◆ Task item ◆
Transcribe exactly everything in the data below from the line containing "This cell differs" down to the line containing "Levels at points", both lines included and nothing further.

◆ Listed records ◆
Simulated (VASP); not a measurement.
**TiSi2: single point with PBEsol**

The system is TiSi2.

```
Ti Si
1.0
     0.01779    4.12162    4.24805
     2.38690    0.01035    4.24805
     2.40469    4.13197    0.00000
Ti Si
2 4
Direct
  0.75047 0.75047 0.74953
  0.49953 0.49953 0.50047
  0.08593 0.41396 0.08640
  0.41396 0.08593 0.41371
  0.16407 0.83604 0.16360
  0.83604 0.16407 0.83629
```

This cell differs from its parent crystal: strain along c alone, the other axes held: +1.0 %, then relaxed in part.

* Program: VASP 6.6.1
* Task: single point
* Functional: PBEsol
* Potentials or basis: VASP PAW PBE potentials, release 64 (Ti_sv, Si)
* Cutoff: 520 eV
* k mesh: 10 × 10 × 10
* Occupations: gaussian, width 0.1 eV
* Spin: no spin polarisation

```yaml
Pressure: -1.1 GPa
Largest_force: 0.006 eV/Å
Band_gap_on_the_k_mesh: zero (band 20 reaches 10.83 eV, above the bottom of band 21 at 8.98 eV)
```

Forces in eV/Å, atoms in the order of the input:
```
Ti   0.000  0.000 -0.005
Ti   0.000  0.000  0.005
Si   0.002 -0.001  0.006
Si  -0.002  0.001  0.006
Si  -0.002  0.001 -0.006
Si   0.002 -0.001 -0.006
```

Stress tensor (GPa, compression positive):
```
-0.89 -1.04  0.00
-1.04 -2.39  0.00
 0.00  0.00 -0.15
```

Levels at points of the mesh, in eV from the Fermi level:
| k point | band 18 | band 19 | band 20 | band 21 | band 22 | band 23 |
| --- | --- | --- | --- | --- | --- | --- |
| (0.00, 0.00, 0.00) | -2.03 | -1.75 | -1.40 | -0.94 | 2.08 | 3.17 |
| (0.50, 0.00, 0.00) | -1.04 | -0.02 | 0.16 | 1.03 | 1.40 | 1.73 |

◆ Exercise solution ◆
This cell differs from its parent crystal: strain along c alone, the other axes held: +1.0 %, then relaxed in part.

* Program: VASP 6.6.1
* Task: single point
* Functional: PBEsol
* Potentials or basis: VASP PAW PBE potentials, release 64 (Ti_sv, Si)
* Cutoff: 520 eV
* k mesh: 10 × 10 × 10
* Occupations: gaussian, width 0.1 eV
* Spin: no spin polarisation

```yaml
Pressure: -1.1 GPa
Largest_force: 0.006 eV/Å
Band_gap_on_the_k_mesh: zero (band 20 reaches 10.83 eV, above the bottom of band 21 at 8.98 eV)
```

Forces in eV/Å, atoms in the order of the input:
```
Ti   0.000  0.000 -0.005
Ti   0.000  0.000  0.005
Si   0.002 -0.001  0.006
Si  -0.002  0.001  0.006
Si  -0.002  0.001 -0.006
Si   0.002 -0.001 -0.006
```

Stress tensor (GPa, compression positive):
```
-0.89 -1.04  0.00
-1.04 -2.39  0.00
 0.00  0.00 -0.15
```

Levels at points of the mesh, in eV from the Fermi level:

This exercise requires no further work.